_Assignment_. The lines from the top of the listing through the one containing "Theory: PySCF, delta-SCF" are to be retyped exactly, with no other lines.

_Records supplied_.
· · · · · · ·

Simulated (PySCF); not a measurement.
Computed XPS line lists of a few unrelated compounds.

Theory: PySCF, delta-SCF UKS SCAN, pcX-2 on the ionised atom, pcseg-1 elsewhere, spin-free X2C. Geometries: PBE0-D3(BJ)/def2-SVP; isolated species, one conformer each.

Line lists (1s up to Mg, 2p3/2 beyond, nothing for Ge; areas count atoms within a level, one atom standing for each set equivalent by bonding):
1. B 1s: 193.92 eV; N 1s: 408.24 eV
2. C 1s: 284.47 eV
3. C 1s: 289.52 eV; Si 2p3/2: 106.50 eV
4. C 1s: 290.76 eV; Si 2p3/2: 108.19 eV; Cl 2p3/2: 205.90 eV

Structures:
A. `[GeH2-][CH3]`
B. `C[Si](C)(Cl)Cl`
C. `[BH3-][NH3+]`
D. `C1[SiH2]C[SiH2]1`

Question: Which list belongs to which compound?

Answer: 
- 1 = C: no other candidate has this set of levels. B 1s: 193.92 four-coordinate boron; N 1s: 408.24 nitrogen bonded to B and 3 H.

· · · · · · ·

_Answer space_.
Simulated (PySCF); not a measurement.
Computed XPS line lists of a few unrelated compounds.

Theory: PySCF, delta-SCF UKS SCAN, pcX-2 on the ionised atom, pcseg-1 elsewhere, spin-free X2C. Geometries: PBE0-D3(BJ)/def2-SVP; isolated species, one conformer each.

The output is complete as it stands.